> [Requirement] Your response needs to be the data below, retyped exactly.

*** Begin section ***
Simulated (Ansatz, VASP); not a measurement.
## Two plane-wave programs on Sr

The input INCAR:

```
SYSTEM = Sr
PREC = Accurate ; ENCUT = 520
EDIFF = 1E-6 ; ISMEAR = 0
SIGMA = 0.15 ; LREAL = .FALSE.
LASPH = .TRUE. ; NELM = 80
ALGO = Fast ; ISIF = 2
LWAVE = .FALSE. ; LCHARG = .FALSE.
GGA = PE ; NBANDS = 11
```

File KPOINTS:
*** End section ***

> [Response box]
Simulated (Ansatz, VASP); not a measurement.
## Two plane-wave programs on Sr

The input INCAR:

```
SYSTEM = Sr
PREC = Accurate ; ENCUT = 520
EDIFF = 1E-6 ; ISMEAR = 0
SIGMA = 0.15 ; LREAL = .FALSE.
LASPH = .TRUE. ; NELM = 80
ALGO = Fast ; ISIF = 2
LWAVE = .FALSE. ; LCHARG = .FALSE.
GGA = PE ; NBANDS = 11
```

File KPOINTS:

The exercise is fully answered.